## WORK REQUEST
Taking the listing below, restate word for word each line from the line with "Pb–Pb (3.41 Å): ρ" to the line with "Computed valence pseudo-density", ends included, and stop there.

[[ DATA, beginning ]]

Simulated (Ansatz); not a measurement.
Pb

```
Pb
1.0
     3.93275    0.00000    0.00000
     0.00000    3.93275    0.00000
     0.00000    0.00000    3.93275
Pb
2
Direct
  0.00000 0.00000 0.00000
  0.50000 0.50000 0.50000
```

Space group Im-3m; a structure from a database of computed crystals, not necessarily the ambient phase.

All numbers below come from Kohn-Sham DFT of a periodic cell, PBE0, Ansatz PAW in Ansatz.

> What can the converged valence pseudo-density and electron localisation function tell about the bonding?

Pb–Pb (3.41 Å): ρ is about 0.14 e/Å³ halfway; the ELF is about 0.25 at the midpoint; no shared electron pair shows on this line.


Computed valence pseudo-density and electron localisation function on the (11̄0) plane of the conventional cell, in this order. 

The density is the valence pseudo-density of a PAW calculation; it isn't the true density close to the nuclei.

[[ DATA, end ]]

## ANSWER AREA
Pb–Pb (3.41 Å): ρ is about 0.14 e/Å³ halfway; the ELF is about 0.25 at the midpoint; no shared electron pair shows on this line.


Computed valence pseudo-density and electron localisation function on the (11̄0) plane of the conventional cell, in this order. 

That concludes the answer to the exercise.